-- Material shown --
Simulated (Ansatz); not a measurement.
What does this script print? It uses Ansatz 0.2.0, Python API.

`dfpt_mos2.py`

-- Required action --
Going through the material above, reproduce every line exactly.

-- Answer space --
Simulated (Ansatz); not a measurement.
What does this script print? It uses Ansatz 0.2.0, Python API.

`dfpt_mos2.py`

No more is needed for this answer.